◆ **Assigned task**
Repeat, exactly as written, the lines of the records below from the first through the line with "Sites (sets of", but none past it.

◆ **Data extracts**
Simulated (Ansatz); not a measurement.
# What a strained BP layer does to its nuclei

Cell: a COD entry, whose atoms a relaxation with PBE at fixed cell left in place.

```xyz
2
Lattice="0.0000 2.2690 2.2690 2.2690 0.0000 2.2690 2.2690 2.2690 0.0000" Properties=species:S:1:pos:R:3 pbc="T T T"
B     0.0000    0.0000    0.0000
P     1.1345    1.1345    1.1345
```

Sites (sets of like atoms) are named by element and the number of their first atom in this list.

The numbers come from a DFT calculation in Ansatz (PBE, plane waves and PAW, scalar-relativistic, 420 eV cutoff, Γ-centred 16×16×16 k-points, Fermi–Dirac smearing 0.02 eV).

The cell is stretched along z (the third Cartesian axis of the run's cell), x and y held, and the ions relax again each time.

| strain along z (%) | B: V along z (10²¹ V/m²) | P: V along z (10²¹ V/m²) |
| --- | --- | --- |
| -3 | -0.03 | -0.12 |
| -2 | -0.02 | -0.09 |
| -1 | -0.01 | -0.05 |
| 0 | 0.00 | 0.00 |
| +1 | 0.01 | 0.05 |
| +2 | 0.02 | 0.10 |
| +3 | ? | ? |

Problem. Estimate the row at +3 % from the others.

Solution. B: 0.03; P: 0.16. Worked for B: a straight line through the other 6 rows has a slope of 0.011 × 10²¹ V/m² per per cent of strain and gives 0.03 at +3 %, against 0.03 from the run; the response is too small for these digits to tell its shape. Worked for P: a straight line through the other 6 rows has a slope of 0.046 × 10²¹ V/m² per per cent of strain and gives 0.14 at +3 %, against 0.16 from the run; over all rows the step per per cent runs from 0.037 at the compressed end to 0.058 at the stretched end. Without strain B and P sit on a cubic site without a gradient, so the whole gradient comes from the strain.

◆ **Response area**
Simulated (Ansatz); not a measurement.
# What a strained BP layer does to its nuclei

Cell: a COD entry, whose atoms a relaxation with PBE at fixed cell left in place.

```xyz
2
Lattice="0.0000 2.2690 2.2690 2.2690 0.0000 2.2690 2.2690 2.2690 0.0000" Properties=species:S:1:pos:R:3 pbc="T T T"
B     0.0000    0.0000    0.0000
P     1.1345    1.1345    1.1345
```

Sites (sets of like atoms) are named by element and the number of their first atom in this list.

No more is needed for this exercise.